• **PROVIDED RECORDS**:
#####

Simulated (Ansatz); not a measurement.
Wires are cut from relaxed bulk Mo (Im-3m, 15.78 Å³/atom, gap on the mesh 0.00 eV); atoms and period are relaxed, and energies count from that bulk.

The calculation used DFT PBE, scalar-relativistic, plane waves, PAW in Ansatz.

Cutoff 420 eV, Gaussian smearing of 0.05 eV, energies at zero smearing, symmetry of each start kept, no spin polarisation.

#####

• **WORK REQUEST**:
All lines from the records above should be copied exactly.

• **RESULT**:
Simulated (Ansatz); not a measurement.
Wires are cut from relaxed bulk Mo (Im-3m, 15.78 Å³/atom, gap on the mesh 0.00 eV); atoms and period are relaxed, and energies count from that bulk.

The calculation used DFT PBE, scalar-relativistic, plane waves, PAW in Ansatz.

Cutoff 420 eV, Gaussian smearing of 0.05 eV, energies at zero smearing, symmetry of each start kept, no spin polarisation.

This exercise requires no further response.